STUDY MATERIAL:
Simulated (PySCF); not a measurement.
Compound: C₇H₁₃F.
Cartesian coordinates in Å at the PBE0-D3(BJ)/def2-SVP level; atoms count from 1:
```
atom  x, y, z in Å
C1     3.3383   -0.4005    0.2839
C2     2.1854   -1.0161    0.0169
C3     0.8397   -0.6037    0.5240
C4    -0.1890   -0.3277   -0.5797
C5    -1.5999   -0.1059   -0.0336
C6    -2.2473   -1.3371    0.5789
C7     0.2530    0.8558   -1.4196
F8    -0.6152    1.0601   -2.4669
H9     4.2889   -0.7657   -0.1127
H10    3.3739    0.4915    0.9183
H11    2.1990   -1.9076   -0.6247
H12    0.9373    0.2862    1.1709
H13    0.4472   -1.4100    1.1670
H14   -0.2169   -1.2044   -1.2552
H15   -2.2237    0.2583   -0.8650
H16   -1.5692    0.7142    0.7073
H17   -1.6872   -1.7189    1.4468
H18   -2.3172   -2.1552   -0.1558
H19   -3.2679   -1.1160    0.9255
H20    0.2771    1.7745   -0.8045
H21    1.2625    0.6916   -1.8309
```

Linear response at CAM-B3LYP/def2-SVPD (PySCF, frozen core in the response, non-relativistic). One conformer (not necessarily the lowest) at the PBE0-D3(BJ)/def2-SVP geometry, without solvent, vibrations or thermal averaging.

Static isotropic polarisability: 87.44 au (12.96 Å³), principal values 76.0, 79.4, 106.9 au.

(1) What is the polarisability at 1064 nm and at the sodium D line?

ACTIVITY:
Please return all of the entries above, exactly and completely.

PROBLEM SOLUTION:
Simulated (PySCF); not a measurement.
Compound: C₇H₁₃F.
Cartesian coordinates in Å at the PBE0-D3(BJ)/def2-SVP level; atoms count from 1:
```
atom  x, y, z in Å
C1     3.3383   -0.4005    0.2839
C2     2.1854   -1.0161    0.0169
C3     0.8397   -0.6037    0.5240
C4    -0.1890   -0.3277   -0.5797
C5    -1.5999   -0.1059   -0.0336
C6    -2.2473   -1.3371    0.5789
C7     0.2530    0.8558   -1.4196
F8    -0.6152    1.0601   -2.4669
H9     4.2889   -0.7657   -0.1127
H10    3.3739    0.4915    0.9183
H11    2.1990   -1.9076   -0.6247
H12    0.9373    0.2862    1.1709
H13    0.4472   -1.4100    1.1670
H14   -0.2169   -1.2044   -1.2552
H15   -2.2237    0.2583   -0.8650
H16   -1.5692    0.7142    0.7073
H17   -1.6872   -1.7189    1.4468
H18   -2.3172   -2.1552   -0.1558
H19   -3.2679   -1.1160    0.9255
H20    0.2771    1.7745   -0.8045
H21    1.2625    0.6916   -1.8309
```

Linear response at CAM-B3LYP/def2-SVPD (PySCF, frozen core in the response, non-relativistic). One conformer (not necessarily the lowest) at the PBE0-D3(BJ)/def2-SVP geometry, without solvent, vibrations or thermal averaging.

Static isotropic polarisability: 87.44 au (12.96 Å³), principal values 76.0, 79.4, 106.9 au.

(1) What is the polarisability at 1064 nm and at the sodium D line?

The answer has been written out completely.